ACTION ITEM:
This exercise calls for every record to be set down exactly.

━━━━

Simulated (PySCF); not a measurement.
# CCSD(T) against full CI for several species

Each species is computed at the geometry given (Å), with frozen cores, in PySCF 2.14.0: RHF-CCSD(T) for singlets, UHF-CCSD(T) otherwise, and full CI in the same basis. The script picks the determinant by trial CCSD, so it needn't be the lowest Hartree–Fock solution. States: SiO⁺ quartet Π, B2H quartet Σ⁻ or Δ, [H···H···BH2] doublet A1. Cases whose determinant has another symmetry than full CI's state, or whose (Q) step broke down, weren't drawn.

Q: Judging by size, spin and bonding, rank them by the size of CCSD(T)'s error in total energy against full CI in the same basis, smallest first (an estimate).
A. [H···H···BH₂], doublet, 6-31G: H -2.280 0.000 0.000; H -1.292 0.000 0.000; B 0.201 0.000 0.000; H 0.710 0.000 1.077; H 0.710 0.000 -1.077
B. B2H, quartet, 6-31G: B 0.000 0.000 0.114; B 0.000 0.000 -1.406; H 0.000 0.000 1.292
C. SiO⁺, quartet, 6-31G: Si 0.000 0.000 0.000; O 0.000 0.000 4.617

━━━━

WRITTEN REPLY:
Simulated (PySCF); not a measurement.
# CCSD(T) against full CI for several species

Each species is computed at the geometry given (Å), with frozen cores, in PySCF 2.14.0: RHF-CCSD(T) for singlets, UHF-CCSD(T) otherwise, and full CI in the same basis. The script picks the determinant by trial CCSD, so it needn't be the lowest Hartree–Fock solution. States: SiO⁺ quartet Π, B2H quartet Σ⁻ or Δ, [H···H···BH2] doublet A1. Cases whose determinant has another symmetry than full CI's state, or whose (Q) step broke down, weren't drawn.

Q: Judging by size, spin and bonding, rank them by the size of CCSD(T)'s error in total energy against full CI in the same basis, smallest first (an estimate).
A. [H···H···BH₂], doublet, 6-31G: H -2.280 0.000 0.000; H -1.292 0.000 0.000; B 0.201 0.000 0.000; H 0.710 0.000 1.077; H 0.710 0.000 -1.077
B. B2H, quartet, 6-31G: B 0.000 0.000 0.114; B 0.000 0.000 -1.406; H 0.000 0.000 1.292
C. SiO⁺, quartet, 6-31G: Si 0.000 0.000 0.000; O 0.000 0.000 4.617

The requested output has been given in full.